▶ EXERCISE DATA:
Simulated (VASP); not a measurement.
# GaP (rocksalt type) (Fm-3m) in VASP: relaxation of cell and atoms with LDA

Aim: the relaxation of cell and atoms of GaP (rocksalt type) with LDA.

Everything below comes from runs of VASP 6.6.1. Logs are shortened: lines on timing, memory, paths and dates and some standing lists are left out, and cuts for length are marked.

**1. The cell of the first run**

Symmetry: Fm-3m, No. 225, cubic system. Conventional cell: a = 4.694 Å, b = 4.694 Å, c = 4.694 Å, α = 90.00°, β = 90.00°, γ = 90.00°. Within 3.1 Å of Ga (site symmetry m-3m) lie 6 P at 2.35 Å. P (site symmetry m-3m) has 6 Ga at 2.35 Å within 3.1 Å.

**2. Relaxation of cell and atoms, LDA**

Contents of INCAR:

▶ REQUIREMENT: Each of the records above is to be copied exactly.

▶ TASK OUTPUT:
Simulated (VASP); not a measurement.
# GaP (rocksalt type) (Fm-3m) in VASP: relaxation of cell and atoms with LDA

Aim: the relaxation of cell and atoms of GaP (rocksalt type) with LDA.

Everything below comes from runs of VASP 6.6.1. Logs are shortened: lines on timing, memory, paths and dates and some standing lists are left out, and cuts for length are marked.

**1. The cell of the first run**

Symmetry: Fm-3m, No. 225, cubic system. Conventional cell: a = 4.694 Å, b = 4.694 Å, c = 4.694 Å, α = 90.00°, β = 90.00°, γ = 90.00°. Within 3.1 Å of Ga (site symmetry m-3m) lie 6 P at 2.35 Å. P (site symmetry m-3m) has 6 Ga at 2.35 Å within 3.1 Å.

**2. Relaxation of cell and atoms, LDA**

Contents of INCAR:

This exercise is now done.